**WORK ORDER**
Starting with the first line below, reproduce each line exactly until you have included the one bearing "# Competing steps".

**RECORD SET**
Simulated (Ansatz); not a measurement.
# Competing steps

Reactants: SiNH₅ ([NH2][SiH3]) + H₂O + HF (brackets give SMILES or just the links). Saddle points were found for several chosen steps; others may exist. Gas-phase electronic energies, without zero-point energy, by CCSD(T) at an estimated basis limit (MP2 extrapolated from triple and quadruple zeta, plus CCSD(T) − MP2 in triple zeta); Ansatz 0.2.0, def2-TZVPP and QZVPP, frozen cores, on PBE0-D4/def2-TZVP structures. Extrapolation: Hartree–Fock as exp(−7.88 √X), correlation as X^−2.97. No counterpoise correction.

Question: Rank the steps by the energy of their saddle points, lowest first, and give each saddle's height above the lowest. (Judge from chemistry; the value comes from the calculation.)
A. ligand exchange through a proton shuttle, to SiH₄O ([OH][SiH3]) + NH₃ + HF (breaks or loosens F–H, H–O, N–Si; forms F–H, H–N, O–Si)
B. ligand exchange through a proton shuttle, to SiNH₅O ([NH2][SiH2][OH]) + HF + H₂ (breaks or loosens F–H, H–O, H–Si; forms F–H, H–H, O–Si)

**ANSWER AREA**
Simulated (Ansatz); not a measurement.
# Competing steps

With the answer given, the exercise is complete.